┄┄┄┄┄┄

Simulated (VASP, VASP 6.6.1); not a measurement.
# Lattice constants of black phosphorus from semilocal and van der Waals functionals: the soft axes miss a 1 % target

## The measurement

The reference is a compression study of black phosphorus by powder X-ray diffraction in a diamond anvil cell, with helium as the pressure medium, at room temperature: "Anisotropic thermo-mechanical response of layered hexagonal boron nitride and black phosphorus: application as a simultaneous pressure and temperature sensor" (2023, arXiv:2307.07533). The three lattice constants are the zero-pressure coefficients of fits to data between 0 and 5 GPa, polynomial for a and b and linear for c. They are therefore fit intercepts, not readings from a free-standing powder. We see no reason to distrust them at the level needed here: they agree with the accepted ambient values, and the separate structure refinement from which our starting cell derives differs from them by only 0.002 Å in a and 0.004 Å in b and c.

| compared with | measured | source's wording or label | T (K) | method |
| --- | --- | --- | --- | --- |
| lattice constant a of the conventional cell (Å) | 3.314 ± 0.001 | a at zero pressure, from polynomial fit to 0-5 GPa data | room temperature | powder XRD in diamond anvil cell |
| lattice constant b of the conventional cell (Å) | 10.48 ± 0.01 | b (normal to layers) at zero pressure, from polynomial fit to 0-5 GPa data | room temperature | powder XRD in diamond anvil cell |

┄┄┄┄┄┄

BRIEF:
Please output the full listing one more time, exactly.

WRITTEN RESPONSE:
Simulated (VASP, VASP 6.6.1); not a measurement.
# Lattice constants of black phosphorus from semilocal and van der Waals functionals: the soft axes miss a 1 % target

## The measurement

The reference is a compression study of black phosphorus by powder X-ray diffraction in a diamond anvil cell, with helium as the pressure medium, at room temperature: "Anisotropic thermo-mechanical response of layered hexagonal boron nitride and black phosphorus: application as a simultaneous pressure and temperature sensor" (2023, arXiv:2307.07533). The three lattice constants are the zero-pressure coefficients of fits to data between 0 and 5 GPa, polynomial for a and b and linear for c. They are therefore fit intercepts, not readings from a free-standing powder. We see no reason to distrust them at the level needed here: they agree with the accepted ambient values, and the separate structure refinement from which our starting cell derives differs from them by only 0.002 Å in a and 0.004 Å in b and c.

| compared with | measured | source's wording or label | T (K) | method |
| --- | --- | --- | --- | --- |
| lattice constant a of the conventional cell (Å) | 3.314 ± 0.001 | a at zero pressure, from polynomial fit to 0-5 GPa data | room temperature | powder XRD in diamond anvil cell |
| lattice constant b of the conventional cell (Å) | 10.48 ± 0.01 | b (normal to layers) at zero pressure, from polynomial fit to 0-5 GPa data | room temperature | powder XRD in diamond anvil cell |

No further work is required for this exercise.